■ **Assigned task**:
Please set down the entire listing exactly.

○ ○ ○ ○ ○

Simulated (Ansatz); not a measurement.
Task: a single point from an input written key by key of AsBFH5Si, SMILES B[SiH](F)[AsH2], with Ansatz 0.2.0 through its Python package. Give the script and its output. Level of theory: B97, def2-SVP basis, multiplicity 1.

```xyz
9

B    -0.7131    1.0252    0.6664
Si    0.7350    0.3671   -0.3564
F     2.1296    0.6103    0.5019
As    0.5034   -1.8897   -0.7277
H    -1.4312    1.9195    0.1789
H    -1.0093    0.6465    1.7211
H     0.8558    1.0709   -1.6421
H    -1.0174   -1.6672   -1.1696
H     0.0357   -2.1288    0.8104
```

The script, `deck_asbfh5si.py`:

○ ○ ○ ○ ○

■ **Answer section**:
Simulated (Ansatz); not a measurement.
Task: a single point from an input written key by key of AsBFH5Si, SMILES B[SiH](F)[AsH2], with Ansatz 0.2.0 through its Python package. Give the script and its output. Level of theory: B97, def2-SVP basis, multiplicity 1.

```xyz
9

B    -0.7131    1.0252    0.6664
Si    0.7350    0.3671   -0.3564
F     2.1296    0.6103    0.5019
As    0.5034   -1.8897   -0.7277
H    -1.4312    1.9195    0.1789
H    -1.0093    0.6465    1.7211
H     0.8558    1.0709   -1.6421
H    -1.0174   -1.6672   -1.1696
H     0.0357   -2.1288    0.8104
```

The script, `deck_asbfh5si.py`:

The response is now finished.